=== Section Start ===

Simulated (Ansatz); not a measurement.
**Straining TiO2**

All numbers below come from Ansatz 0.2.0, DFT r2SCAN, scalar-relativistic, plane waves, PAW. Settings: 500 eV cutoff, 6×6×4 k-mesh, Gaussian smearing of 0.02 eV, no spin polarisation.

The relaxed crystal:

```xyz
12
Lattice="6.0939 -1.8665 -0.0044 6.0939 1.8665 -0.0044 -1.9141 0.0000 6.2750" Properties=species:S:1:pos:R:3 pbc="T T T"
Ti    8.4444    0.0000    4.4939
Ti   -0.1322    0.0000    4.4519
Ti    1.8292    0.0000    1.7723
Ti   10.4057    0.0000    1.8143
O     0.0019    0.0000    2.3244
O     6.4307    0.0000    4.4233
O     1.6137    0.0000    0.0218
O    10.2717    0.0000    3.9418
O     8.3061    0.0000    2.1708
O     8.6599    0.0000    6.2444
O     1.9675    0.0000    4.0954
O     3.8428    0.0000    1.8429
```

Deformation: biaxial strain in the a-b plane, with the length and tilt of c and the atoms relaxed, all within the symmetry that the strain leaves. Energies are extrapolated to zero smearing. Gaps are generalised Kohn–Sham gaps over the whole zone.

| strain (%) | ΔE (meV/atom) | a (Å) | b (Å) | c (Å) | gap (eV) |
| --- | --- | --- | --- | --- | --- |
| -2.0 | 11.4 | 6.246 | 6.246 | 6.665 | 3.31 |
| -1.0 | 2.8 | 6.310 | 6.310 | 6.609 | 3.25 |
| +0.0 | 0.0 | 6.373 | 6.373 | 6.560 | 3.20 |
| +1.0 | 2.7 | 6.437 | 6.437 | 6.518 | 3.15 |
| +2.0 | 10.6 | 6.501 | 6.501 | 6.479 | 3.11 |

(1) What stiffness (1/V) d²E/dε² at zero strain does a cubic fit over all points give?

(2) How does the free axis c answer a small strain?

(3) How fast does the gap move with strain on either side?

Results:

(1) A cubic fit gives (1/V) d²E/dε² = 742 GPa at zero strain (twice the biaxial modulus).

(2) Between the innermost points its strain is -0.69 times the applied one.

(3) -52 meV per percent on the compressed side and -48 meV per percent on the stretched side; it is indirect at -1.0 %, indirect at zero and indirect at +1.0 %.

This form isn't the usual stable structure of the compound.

=== Section End ===

Task item:
Starting at the first line of the listing, retype every line up to and including the one with "Deformation: biaxial strain".

Exercise answer:
Simulated (Ansatz); not a measurement.
**Straining TiO2**

All numbers below come from Ansatz 0.2.0, DFT r2SCAN, scalar-relativistic, plane waves, PAW. Settings: 500 eV cutoff, 6×6×4 k-mesh, Gaussian smearing of 0.02 eV, no spin polarisation.

The relaxed crystal:

```xyz
12
Lattice="6.0939 -1.8665 -0.0044 6.0939 1.8665 -0.0044 -1.9141 0.0000 6.2750" Properties=species:S:1:pos:R:3 pbc="T T T"
Ti    8.4444    0.0000    4.4939
Ti   -0.1322    0.0000    4.4519
Ti    1.8292    0.0000    1.7723
Ti   10.4057    0.0000    1.8143
O     0.0019    0.0000    2.3244
O     6.4307    0.0000    4.4233
O     1.6137    0.0000    0.0218
O    10.2717    0.0000    3.9418
O     8.3061    0.0000    2.1708
O     8.6599    0.0000    6.2444
O     1.9675    0.0000    4.0954
O     3.8428    0.0000    1.8429
```

Deformation: biaxial strain in the a-b plane, with the length and tilt of c and the atoms relaxed, all within the symmetry that the strain leaves. Energies are extrapolated to zero smearing. Gaps are generalised Kohn–Sham gaps over the whole zone.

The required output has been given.